Requirement: Of all the entries below, retype only the lines from the one with "- S₂: 7.06 eV" through the one with "- S₃: 7.26 eV", exactly as they appear.

Records provided:
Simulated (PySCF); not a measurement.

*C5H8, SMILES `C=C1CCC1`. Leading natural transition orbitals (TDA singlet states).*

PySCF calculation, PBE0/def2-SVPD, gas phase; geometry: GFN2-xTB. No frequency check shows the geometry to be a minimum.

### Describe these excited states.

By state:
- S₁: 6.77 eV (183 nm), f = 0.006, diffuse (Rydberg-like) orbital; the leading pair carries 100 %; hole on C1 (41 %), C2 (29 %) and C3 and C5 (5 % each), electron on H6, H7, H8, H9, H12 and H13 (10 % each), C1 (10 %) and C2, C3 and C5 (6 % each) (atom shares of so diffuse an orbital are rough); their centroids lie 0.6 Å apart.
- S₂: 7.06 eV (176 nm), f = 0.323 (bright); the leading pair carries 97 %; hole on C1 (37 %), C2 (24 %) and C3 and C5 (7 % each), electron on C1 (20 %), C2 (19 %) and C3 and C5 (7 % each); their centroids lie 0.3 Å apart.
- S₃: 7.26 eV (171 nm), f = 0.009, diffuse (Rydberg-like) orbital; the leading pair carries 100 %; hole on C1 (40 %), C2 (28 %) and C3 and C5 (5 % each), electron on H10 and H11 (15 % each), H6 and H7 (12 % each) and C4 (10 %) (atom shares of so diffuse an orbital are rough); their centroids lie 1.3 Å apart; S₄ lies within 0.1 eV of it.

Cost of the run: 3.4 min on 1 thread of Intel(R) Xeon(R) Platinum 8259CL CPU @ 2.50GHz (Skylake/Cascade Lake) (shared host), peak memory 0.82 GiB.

Response:
- S₂: 7.06 eV (176 nm), f = 0.323 (bright); the leading pair carries 97 %; hole on C1 (37 %), C2 (24 %) and C3 and C5 (7 % each), electron on C1 (20 %), C2 (19 %) and C3 and C5 (7 % each); their centroids lie 0.3 Å apart.
- S₃: 7.26 eV (171 nm), f = 0.009, diffuse (Rydberg-like) orbital; the leading pair carries 100 %; hole on C1 (40 %), C2 (28 %) and C3 and C5 (5 % each), electron on H10 and H11 (15 % each), H6 and H7 (12 % each) and C4 (10 %) (atom shares of so diffuse an orbital are rough); their centroids lie 1.3 Å apart; S₄ lies within 0.1 eV of it.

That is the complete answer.